▸ **Work task**: Write out, please, the lines from the beginning of the material to the line with "Theoretical values (PySCF): GFN2-xTB", including both ends and nothing else.

▸ **Data extracts**:
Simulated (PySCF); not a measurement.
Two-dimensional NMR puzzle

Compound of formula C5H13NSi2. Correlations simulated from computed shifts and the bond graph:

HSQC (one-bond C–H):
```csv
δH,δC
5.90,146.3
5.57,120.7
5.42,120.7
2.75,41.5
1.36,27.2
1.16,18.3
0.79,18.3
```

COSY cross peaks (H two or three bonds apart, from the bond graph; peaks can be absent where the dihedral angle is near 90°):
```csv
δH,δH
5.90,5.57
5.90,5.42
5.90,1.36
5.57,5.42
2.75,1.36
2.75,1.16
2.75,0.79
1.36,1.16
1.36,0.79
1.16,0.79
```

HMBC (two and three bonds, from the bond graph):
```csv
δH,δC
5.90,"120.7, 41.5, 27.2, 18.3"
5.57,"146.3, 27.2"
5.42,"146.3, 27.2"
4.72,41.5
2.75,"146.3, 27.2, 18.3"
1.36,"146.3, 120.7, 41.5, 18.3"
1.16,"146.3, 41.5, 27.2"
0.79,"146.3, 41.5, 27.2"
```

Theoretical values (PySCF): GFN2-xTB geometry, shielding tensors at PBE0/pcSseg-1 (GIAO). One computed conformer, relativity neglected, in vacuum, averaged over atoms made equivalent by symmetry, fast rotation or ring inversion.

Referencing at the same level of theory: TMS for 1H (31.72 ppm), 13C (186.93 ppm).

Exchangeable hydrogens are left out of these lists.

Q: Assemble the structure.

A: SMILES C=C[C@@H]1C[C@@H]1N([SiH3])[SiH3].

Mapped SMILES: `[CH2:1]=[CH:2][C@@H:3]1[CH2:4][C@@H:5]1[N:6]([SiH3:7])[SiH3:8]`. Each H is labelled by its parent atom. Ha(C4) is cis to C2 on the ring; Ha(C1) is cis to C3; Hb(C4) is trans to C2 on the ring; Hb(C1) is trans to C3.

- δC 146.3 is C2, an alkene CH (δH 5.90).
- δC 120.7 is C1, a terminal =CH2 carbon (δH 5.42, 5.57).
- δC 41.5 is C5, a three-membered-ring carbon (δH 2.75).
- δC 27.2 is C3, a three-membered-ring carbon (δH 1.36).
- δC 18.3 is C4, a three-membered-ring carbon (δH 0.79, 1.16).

▸ **Task result**:
Simulated (PySCF); not a measurement.
Two-dimensional NMR puzzle

Compound of formula C5H13NSi2. Correlations simulated from computed shifts and the bond graph:

HSQC (one-bond C–H):
```csv
δH,δC
5.90,146.3
5.57,120.7
5.42,120.7
2.75,41.5
1.36,27.2
1.16,18.3
0.79,18.3
```

COSY cross peaks (H two or three bonds apart, from the bond graph; peaks can be absent where the dihedral angle is near 90°):
```csv
δH,δH
5.90,5.57
5.90,5.42
5.90,1.36
5.57,5.42
2.75,1.36
2.75,1.16
2.75,0.79
1.36,1.16
1.36,0.79
1.16,0.79
```

HMBC (two and three bonds, from the bond graph):
```csv
δH,δC
5.90,"120.7, 41.5, 27.2, 18.3"
5.57,"146.3, 27.2"
5.42,"146.3, 27.2"
4.72,41.5
2.75,"146.3, 27.2, 18.3"
1.36,"146.3, 120.7, 41.5, 18.3"
1.16,"146.3, 41.5, 27.2"
0.79,"146.3, 41.5, 27.2"
```

Theoretical values (PySCF): GFN2-xTB geometry, shielding tensors at PBE0/pcSseg-1 (GIAO). One computed conformer, relativity neglected, in vacuum, averaged over atoms made equivalent by symmetry, fast rotation or ring inversion.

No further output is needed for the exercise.